**RECORD EXTRACTS:**
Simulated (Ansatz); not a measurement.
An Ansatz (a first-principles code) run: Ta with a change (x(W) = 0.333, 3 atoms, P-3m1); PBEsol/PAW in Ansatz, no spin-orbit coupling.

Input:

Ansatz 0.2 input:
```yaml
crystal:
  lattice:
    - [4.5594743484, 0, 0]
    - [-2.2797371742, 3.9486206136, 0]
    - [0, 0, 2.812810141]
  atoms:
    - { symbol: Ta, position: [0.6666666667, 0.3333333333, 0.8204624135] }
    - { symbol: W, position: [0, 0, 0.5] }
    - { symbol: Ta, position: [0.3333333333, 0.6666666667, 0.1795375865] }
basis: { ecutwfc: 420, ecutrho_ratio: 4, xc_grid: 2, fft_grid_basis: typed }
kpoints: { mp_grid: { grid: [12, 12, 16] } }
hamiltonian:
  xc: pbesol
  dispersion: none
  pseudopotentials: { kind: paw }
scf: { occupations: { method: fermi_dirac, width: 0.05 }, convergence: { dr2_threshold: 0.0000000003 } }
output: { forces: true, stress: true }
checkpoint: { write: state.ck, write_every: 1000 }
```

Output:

**WORK INSTRUCTION:** Give back every entry, word for word.

**EXERCISE OUTPUT:**
Simulated (Ansatz); not a measurement.
An Ansatz (a first-principles code) run: Ta with a change (x(W) = 0.333, 3 atoms, P-3m1); PBEsol/PAW in Ansatz, no spin-orbit coupling.

Input:

Ansatz 0.2 input:
```yaml
crystal:
  lattice:
    - [4.5594743484, 0, 0]
    - [-2.2797371742, 3.9486206136, 0]
    - [0, 0, 2.812810141]
  atoms:
    - { symbol: Ta, position: [0.6666666667, 0.3333333333, 0.8204624135] }
    - { symbol: W, position: [0, 0, 0.5] }
    - { symbol: Ta, position: [0.3333333333, 0.6666666667, 0.1795375865] }
basis: { ecutwfc: 420, ecutrho_ratio: 4, xc_grid: 2, fft_grid_basis: typed }
kpoints: { mp_grid: { grid: [12, 12, 16] } }
hamiltonian:
  xc: pbesol
  dispersion: none
  pseudopotentials: { kind: paw }
scf: { occupations: { method: fermi_dirac, width: 0.05 }, convergence: { dr2_threshold: 0.0000000003 } }
output: { forces: true, stress: true }
checkpoint: { write: state.ck, write_every: 1000 }
```

Output:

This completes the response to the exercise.